-*-*-
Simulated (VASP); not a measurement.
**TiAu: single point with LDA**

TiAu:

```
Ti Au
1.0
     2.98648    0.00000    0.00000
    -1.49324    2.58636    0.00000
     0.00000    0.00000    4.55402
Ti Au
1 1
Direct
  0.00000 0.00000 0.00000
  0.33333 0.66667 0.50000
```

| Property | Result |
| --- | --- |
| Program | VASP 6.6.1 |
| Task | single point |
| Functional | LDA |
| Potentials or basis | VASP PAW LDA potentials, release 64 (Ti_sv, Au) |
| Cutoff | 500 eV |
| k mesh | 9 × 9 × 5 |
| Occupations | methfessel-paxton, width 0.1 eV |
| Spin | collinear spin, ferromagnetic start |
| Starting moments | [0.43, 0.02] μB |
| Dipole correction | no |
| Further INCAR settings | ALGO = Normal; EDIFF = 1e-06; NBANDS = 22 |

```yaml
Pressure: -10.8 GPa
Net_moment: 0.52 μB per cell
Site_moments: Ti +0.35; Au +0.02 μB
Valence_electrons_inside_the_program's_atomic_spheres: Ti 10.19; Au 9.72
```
-*-*-

Could you copy every record above exactly as it appears?

> [Problem solution]:
Simulated (VASP); not a measurement.
**TiAu: single point with LDA**

TiAu:

```
Ti Au
1.0
     2.98648    0.00000    0.00000
    -1.49324    2.58636    0.00000
     0.00000    0.00000    4.55402
Ti Au
1 1
Direct
  0.00000 0.00000 0.00000
  0.33333 0.66667 0.50000
```

| Property | Result |
| --- | --- |
| Program | VASP 6.6.1 |
| Task | single point |
| Functional | LDA |
| Potentials or basis | VASP PAW LDA potentials, release 64 (Ti_sv, Au) |
| Cutoff | 500 eV |
| k mesh | 9 × 9 × 5 |
| Occupations | methfessel-paxton, width 0.1 eV |
| Spin | collinear spin, ferromagnetic start |
| Starting moments | [0.43, 0.02] μB |
| Dipole correction | no |
| Further INCAR settings | ALGO = Normal; EDIFF = 1e-06; NBANDS = 22 |

```yaml
Pressure: -10.8 GPa
Net_moment: 0.52 μB per cell
Site_moments: Ti +0.35; Au +0.02 μB
Valence_electrons_inside_the_program's_atomic_spheres: Ti 10.19; Au 9.72
```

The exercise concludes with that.